**Activity**. Please repeat each entry. Match every word exactly.

Start of Dataset
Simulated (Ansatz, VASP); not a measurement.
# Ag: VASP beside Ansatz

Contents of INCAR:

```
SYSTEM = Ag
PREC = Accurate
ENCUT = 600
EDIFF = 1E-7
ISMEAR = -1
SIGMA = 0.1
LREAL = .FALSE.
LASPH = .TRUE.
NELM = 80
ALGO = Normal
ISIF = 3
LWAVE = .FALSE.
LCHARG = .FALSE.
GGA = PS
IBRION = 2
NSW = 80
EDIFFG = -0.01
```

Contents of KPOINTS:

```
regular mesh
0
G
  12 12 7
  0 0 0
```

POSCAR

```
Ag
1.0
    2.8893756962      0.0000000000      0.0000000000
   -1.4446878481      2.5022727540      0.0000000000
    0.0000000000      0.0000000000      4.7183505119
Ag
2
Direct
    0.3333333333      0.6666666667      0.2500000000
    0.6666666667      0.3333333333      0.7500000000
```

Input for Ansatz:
End of Dataset

**Response area**.
Simulated (Ansatz, VASP); not a measurement.
# Ag: VASP beside Ansatz

Contents of INCAR:

```
SYSTEM = Ag
PREC = Accurate
ENCUT = 600
EDIFF = 1E-7
ISMEAR = -1
SIGMA = 0.1
LREAL = .FALSE.
LASPH = .TRUE.
NELM = 80
ALGO = Normal
ISIF = 3
LWAVE = .FALSE.
LCHARG = .FALSE.
GGA = PS
IBRION = 2
NSW = 80
EDIFFG = -0.01
```

Contents of KPOINTS:

```
regular mesh
0
G
  12 12 7
  0 0 0
```

POSCAR

```
Ag
1.0
    2.8893756962      0.0000000000      0.0000000000
   -1.4446878481      2.5022727540      0.0000000000
    0.0000000000      0.0000000000      4.7183505119
Ag
2
Direct
    0.3333333333      0.6666666667      0.2500000000
    0.6666666667      0.3333333333      0.7500000000
```

Input for Ansatz:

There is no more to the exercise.